Start of Block
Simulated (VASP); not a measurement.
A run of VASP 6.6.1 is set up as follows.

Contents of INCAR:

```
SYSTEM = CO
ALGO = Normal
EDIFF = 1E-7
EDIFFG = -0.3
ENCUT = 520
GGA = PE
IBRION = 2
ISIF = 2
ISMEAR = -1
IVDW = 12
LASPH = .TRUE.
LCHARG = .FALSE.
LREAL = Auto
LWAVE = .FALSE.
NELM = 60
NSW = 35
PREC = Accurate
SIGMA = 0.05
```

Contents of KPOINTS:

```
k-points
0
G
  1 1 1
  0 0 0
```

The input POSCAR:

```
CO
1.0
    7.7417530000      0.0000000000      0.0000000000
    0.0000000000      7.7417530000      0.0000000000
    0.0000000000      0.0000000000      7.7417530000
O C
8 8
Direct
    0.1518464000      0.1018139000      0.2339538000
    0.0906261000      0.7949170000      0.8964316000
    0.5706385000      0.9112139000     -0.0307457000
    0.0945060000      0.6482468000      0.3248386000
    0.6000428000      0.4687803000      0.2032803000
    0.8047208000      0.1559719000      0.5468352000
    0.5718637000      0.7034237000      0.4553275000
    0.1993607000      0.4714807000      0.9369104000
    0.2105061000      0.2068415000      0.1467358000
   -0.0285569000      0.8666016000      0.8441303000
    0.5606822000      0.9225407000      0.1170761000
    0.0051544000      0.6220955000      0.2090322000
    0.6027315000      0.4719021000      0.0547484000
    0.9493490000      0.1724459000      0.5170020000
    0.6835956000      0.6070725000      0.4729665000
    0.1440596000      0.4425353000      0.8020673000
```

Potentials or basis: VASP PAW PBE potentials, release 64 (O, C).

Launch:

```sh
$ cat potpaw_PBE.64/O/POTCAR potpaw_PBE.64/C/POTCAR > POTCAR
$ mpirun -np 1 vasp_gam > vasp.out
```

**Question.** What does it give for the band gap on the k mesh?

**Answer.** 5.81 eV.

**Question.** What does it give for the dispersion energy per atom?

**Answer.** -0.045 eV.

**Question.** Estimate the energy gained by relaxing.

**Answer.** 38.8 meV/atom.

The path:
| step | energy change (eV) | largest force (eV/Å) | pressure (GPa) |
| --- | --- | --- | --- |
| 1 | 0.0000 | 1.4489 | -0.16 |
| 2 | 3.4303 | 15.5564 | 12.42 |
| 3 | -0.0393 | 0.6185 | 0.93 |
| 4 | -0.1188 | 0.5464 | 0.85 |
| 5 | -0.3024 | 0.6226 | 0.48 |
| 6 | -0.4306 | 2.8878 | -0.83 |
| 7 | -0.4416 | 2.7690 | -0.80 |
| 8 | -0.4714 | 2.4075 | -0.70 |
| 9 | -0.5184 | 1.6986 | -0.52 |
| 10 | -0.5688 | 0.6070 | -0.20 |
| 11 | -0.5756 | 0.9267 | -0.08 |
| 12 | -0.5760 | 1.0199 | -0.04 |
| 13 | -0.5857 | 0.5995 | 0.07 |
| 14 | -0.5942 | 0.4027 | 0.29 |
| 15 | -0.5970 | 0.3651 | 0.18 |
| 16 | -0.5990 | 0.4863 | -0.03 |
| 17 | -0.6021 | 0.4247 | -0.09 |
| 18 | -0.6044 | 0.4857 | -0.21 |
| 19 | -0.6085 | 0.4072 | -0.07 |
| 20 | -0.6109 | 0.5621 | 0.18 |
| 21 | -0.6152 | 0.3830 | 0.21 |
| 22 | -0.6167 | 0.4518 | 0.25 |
End of Block

For the listing above, print only the lines starting at the line containing "0.5621 | 0.18 |" and ending at the line containing "0.3830 | 0.21 |", exactly, both included.

Your solution:
| 20 | -0.6109 | 0.5621 | 0.18 |
| 21 | -0.6152 | 0.3830 | 0.21 |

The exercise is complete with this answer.